**Assigned task:**
Give again, word for word, each line from the top of the listing through the line that holds "spin polarisation |".

::::::::::

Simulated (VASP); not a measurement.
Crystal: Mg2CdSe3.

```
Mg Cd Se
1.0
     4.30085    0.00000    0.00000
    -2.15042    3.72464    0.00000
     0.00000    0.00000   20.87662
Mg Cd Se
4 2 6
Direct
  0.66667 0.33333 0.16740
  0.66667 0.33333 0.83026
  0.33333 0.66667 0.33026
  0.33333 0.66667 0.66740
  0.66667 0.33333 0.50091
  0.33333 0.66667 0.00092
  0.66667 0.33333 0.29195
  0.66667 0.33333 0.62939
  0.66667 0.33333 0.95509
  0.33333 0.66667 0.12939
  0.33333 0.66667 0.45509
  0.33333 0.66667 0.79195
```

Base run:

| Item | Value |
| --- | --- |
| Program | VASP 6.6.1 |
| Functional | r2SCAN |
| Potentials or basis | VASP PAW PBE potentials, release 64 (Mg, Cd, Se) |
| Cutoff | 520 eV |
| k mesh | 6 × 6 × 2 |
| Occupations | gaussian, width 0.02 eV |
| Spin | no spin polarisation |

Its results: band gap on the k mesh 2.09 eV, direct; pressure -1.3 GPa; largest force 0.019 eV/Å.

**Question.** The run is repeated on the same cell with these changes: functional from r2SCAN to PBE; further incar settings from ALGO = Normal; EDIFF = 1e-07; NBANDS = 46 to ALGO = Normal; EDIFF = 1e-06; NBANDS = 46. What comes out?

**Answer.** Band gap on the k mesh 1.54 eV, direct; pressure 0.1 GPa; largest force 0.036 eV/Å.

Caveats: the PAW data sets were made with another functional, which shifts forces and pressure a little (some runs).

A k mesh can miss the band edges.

::::::::::

**Written response:**
Simulated (VASP); not a measurement.
Crystal: Mg2CdSe3.

```
Mg Cd Se
1.0
     4.30085    0.00000    0.00000
    -2.15042    3.72464    0.00000
     0.00000    0.00000   20.87662
Mg Cd Se
4 2 6
Direct
  0.66667 0.33333 0.16740
  0.66667 0.33333 0.83026
  0.33333 0.66667 0.33026
  0.33333 0.66667 0.66740
  0.66667 0.33333 0.50091
  0.33333 0.66667 0.00092
  0.66667 0.33333 0.29195
  0.66667 0.33333 0.62939
  0.66667 0.33333 0.95509
  0.33333 0.66667 0.12939
  0.33333 0.66667 0.45509
  0.33333 0.66667 0.79195
```

Base run:

| Item | Value |
| --- | --- |
| Program | VASP 6.6.1 |
| Functional | r2SCAN |
| Potentials or basis | VASP PAW PBE potentials, release 64 (Mg, Cd, Se) |
| Cutoff | 520 eV |
| k mesh | 6 × 6 × 2 |
| Occupations | gaussian, width 0.02 eV |
| Spin | no spin polarisation |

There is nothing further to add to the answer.